• _REQUIREMENT_:
Of all the entries below, only the lines from the one with "Problem. Does this" up to and including the one with "Solution. It keeps" are to be duplicated exactly.

######

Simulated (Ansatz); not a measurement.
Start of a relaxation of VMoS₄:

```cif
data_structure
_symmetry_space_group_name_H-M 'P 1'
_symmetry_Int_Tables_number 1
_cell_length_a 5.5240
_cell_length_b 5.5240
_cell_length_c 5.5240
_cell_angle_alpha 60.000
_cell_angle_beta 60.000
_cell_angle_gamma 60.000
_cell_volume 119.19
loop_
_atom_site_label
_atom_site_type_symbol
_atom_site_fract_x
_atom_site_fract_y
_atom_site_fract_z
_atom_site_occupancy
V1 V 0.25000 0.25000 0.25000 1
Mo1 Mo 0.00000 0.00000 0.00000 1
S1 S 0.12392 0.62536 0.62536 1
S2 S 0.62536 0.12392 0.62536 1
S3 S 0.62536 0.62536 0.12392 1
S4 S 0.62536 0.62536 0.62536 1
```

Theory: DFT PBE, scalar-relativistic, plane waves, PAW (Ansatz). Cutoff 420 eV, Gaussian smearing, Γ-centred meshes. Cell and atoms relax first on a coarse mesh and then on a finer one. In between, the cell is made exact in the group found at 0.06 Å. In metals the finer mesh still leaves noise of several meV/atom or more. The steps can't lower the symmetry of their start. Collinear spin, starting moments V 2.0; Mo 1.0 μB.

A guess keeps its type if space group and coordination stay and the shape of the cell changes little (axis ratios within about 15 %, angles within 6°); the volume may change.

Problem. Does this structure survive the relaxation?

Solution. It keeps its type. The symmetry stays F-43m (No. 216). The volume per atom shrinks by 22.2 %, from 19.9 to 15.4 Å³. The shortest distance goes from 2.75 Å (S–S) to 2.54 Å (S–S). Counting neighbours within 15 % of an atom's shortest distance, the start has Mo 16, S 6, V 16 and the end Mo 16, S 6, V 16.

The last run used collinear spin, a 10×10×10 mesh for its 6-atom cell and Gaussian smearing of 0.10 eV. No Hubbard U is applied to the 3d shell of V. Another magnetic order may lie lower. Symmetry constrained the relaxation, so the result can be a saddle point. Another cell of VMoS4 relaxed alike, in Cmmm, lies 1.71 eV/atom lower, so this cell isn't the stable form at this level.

######

• _ANSWER BOX_:
Problem. Does this structure survive the relaxation?

Solution. It keeps its type. The symmetry stays F-43m (No. 216). The volume per atom shrinks by 22.2 %, from 19.9 to 15.4 Å³. The shortest distance goes from 2.75 Å (S–S) to 2.54 Å (S–S). Counting neighbours within 15 % of an atom's shortest distance, the start has Mo 16, S 6, V 16 and the end Mo 16, S 6, V 16.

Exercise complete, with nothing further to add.